* [Given records]
↓
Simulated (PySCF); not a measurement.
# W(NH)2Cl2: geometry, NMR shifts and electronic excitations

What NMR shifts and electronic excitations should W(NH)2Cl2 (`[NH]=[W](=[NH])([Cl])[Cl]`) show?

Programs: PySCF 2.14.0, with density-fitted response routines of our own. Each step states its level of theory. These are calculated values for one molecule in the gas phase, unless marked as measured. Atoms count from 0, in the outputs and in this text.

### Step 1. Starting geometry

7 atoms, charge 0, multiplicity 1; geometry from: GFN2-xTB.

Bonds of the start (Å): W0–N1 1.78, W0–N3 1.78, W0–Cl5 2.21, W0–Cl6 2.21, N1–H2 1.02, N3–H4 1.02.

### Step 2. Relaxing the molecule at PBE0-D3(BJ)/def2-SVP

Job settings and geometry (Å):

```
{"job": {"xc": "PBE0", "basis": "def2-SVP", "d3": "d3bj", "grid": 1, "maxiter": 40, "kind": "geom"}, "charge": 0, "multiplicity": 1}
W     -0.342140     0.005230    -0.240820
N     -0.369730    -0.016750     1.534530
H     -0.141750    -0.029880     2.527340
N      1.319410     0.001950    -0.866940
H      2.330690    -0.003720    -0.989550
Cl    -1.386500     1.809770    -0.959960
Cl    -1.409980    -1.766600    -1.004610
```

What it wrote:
↑

* [Required action]
Generate an exact reproduction of all entries.

* [Answer section]
Simulated (PySCF); not a measurement.
# W(NH)2Cl2: geometry, NMR shifts and electronic excitations

What NMR shifts and electronic excitations should W(NH)2Cl2 (`[NH]=[W](=[NH])([Cl])[Cl]`) show?

Programs: PySCF 2.14.0, with density-fitted response routines of our own. Each step states its level of theory. These are calculated values for one molecule in the gas phase, unless marked as measured. Atoms count from 0, in the outputs and in this text.

### Step 1. Starting geometry

7 atoms, charge 0, multiplicity 1; geometry from: GFN2-xTB.

Bonds of the start (Å): W0–N1 1.78, W0–N3 1.78, W0–Cl5 2.21, W0–Cl6 2.21, N1–H2 1.02, N3–H4 1.02.

### Step 2. Relaxing the molecule at PBE0-D3(BJ)/def2-SVP

Job settings and geometry (Å):

```
{"job": {"xc": "PBE0", "basis": "def2-SVP", "d3": "d3bj", "grid": 1, "maxiter": 40, "kind": "geom"}, "charge": 0, "multiplicity": 1}
W     -0.342140     0.005230    -0.240820
N     -0.369730    -0.016750     1.534530
H     -0.141750    -0.029880     2.527340
N      1.319410     0.001950    -0.866940
H      2.330690    -0.003720    -0.989550
Cl    -1.386500     1.809770    -0.959960
Cl    -1.409980    -1.766600    -1.004610
```

What it wrote:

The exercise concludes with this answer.